=== Data records ===

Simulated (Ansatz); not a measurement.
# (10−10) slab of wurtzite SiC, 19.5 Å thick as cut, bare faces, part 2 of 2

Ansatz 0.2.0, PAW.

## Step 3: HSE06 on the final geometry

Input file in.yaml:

===

> Action item:
In the data above, retype exactly and only the lines between the one holding "# (10−10) slab" and the one holding "## Step 3: HSE06 on the final geometry", inclusive.

> Your solution:
# (10−10) slab of wurtzite SiC, 19.5 Å thick as cut, bare faces, part 2 of 2

Ansatz 0.2.0, PAW.

## Step 3: HSE06 on the final geometry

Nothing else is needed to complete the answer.